*ACTIVITY*.
Start with the first line of the material. Repeat each line exactly through the one that contains "Band gap on the k mesh 3.29".

__________
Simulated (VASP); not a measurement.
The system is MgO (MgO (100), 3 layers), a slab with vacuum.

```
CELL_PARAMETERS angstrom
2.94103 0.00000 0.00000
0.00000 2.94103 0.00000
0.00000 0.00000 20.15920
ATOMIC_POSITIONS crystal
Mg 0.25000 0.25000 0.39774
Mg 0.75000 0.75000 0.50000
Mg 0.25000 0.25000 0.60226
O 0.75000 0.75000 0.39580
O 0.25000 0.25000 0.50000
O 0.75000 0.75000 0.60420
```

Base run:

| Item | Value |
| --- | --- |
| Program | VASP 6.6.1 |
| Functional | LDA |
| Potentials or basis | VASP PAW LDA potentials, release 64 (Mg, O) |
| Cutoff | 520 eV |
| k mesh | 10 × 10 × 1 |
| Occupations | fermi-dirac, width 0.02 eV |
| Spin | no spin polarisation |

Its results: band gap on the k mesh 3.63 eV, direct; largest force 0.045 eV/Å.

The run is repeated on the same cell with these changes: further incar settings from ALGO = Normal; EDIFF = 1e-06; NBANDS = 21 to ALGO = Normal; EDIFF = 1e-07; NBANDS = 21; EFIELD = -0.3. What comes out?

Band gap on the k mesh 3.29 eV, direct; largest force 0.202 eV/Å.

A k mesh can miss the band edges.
__________

*YOUR RESPONSE*.
Simulated (VASP); not a measurement.
The system is MgO (MgO (100), 3 layers), a slab with vacuum.

```
CELL_PARAMETERS angstrom
2.94103 0.00000 0.00000
0.00000 2.94103 0.00000
0.00000 0.00000 20.15920
ATOMIC_POSITIONS crystal
Mg 0.25000 0.25000 0.39774
Mg 0.75000 0.75000 0.50000
Mg 0.25000 0.25000 0.60226
O 0.75000 0.75000 0.39580
O 0.25000 0.25000 0.50000
O 0.75000 0.75000 0.60420
```

Base run:

| Item | Value |
| --- | --- |
| Program | VASP 6.6.1 |
| Functional | LDA |
| Potentials or basis | VASP PAW LDA potentials, release 64 (Mg, O) |
| Cutoff | 520 eV |
| k mesh | 10 × 10 × 1 |
| Occupations | fermi-dirac, width 0.02 eV |
| Spin | no spin polarisation |

Its results: band gap on the k mesh 3.63 eV, direct; largest force 0.045 eV/Å.

The run is repeated on the same cell with these changes: further incar settings from ALGO = Normal; EDIFF = 1e-06; NBANDS = 21 to ALGO = Normal; EDIFF = 1e-07; NBANDS = 21; EFIELD = -0.3. What comes out?

Band gap on the k mesh 3.29 eV, direct; largest force 0.202 eV/Å.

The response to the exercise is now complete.